Exercise data -
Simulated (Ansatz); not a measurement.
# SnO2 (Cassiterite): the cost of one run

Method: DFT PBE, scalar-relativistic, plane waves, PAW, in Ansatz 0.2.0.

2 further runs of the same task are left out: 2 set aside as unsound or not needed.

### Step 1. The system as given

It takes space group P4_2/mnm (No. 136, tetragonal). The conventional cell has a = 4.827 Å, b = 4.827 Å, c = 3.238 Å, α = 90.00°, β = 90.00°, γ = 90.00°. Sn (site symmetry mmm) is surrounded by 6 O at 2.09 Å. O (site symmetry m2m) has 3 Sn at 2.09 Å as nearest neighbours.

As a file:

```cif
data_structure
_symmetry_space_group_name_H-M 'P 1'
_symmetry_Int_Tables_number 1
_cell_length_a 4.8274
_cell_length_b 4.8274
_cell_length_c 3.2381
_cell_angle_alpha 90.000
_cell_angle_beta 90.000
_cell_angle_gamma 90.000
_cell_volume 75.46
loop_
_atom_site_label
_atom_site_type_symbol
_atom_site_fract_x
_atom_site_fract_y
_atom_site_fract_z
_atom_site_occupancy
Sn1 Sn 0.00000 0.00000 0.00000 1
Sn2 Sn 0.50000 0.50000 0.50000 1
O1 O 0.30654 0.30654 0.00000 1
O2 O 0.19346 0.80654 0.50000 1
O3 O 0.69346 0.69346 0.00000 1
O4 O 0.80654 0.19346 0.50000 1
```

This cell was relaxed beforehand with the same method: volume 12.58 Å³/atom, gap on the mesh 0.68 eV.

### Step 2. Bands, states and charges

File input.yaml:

Work task -
The range runs from the line with "2 further runs" up to and including the line with "### Step 1. The system as given" in the listing above; please write out exactly those lines and nothing more.

Response -
2 further runs of the same task are left out: 2 set aside as unsound or not needed.

### Step 1. The system as given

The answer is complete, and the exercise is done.